> **Brief**: Exact copies of all the records are the expected output.

> **Provided material**:
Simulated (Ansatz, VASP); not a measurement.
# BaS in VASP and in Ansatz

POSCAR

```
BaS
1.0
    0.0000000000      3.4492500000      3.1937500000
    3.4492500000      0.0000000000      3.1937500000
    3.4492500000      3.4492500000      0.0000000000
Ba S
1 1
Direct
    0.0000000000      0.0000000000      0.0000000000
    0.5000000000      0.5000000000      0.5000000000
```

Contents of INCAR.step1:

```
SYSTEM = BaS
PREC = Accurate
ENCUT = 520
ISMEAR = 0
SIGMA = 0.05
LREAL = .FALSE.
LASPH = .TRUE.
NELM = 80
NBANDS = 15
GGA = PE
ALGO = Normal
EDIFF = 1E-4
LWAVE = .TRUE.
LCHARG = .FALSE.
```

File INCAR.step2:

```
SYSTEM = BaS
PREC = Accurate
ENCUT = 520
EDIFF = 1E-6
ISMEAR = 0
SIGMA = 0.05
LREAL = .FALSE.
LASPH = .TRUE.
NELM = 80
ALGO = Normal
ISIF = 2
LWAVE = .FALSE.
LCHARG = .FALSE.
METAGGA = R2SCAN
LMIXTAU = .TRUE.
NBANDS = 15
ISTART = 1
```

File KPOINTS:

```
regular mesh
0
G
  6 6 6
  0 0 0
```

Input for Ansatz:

> **Task output**:
Simulated (Ansatz, VASP); not a measurement.
# BaS in VASP and in Ansatz

POSCAR

```
BaS
1.0
    0.0000000000      3.4492500000      3.1937500000
    3.4492500000      0.0000000000      3.1937500000
    3.4492500000      3.4492500000      0.0000000000
Ba S
1 1
Direct
    0.0000000000      0.0000000000      0.0000000000
    0.5000000000      0.5000000000      0.5000000000
```

Contents of INCAR.step1:

```
SYSTEM = BaS
PREC = Accurate
ENCUT = 520
ISMEAR = 0
SIGMA = 0.05
LREAL = .FALSE.
LASPH = .TRUE.
NELM = 80
NBANDS = 15
GGA = PE
ALGO = Normal
EDIFF = 1E-4
LWAVE = .TRUE.
LCHARG = .FALSE.
```

File INCAR.step2:

```
SYSTEM = BaS
PREC = Accurate
ENCUT = 520
EDIFF = 1E-6
ISMEAR = 0
SIGMA = 0.05
LREAL = .FALSE.
LASPH = .TRUE.
NELM = 80
ALGO = Normal
ISIF = 2
LWAVE = .FALSE.
LCHARG = .FALSE.
METAGGA = R2SCAN
LMIXTAU = .TRUE.
NBANDS = 15
ISTART = 1
```

File KPOINTS:

```
regular mesh
0
G
  6 6 6
  0 0 0
```

Input for Ansatz:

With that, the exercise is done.